» Supplied information:
Segment Open
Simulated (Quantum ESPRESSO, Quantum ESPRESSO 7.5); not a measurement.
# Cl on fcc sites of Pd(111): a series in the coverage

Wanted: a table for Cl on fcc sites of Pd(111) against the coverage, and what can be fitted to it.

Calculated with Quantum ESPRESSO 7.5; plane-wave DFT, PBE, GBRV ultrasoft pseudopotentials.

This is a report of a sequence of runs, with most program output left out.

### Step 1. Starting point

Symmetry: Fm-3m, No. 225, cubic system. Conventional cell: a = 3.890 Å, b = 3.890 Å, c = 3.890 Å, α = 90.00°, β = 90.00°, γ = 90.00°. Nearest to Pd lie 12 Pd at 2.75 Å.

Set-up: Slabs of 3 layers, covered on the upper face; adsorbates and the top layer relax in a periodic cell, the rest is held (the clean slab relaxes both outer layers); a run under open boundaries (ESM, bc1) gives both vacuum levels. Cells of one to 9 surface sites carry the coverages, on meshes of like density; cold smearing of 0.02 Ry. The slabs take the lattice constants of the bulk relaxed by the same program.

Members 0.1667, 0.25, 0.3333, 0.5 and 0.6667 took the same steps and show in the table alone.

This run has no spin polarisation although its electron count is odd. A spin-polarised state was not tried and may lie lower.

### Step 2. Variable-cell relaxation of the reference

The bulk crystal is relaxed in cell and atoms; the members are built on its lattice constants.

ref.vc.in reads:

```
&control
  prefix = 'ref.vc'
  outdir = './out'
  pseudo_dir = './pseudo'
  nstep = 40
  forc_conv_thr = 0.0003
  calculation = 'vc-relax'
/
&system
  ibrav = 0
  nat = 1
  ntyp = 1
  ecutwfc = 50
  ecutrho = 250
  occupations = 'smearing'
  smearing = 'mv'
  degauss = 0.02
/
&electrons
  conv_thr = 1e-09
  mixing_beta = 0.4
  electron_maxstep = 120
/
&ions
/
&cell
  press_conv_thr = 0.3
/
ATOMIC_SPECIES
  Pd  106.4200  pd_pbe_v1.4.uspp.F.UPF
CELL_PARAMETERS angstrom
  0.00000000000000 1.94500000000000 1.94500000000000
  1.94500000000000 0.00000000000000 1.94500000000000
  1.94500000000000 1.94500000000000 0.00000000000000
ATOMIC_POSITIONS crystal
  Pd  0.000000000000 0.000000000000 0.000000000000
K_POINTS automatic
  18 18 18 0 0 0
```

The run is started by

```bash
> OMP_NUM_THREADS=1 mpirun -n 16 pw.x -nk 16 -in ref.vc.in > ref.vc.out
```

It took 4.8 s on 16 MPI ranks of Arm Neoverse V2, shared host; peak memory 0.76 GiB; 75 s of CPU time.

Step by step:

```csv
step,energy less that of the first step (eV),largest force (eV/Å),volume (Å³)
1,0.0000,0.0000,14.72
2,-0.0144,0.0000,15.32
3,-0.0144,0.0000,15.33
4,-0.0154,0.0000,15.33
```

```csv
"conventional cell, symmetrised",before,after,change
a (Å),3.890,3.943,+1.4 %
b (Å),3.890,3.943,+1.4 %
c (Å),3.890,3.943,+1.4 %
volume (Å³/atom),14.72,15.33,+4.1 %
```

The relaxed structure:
Segment Closed

» Required action: Begin with the first line of the listing above and write out each line exactly, ending with the line that contains "This is a report".

» Worked solution:
Simulated (Quantum ESPRESSO, Quantum ESPRESSO 7.5); not a measurement.
# Cl on fcc sites of Pd(111): a series in the coverage

Wanted: a table for Cl on fcc sites of Pd(111) against the coverage, and what can be fitted to it.

Calculated with Quantum ESPRESSO 7.5; plane-wave DFT, PBE, GBRV ultrasoft pseudopotentials.

This is a report of a sequence of runs, with most program output left out.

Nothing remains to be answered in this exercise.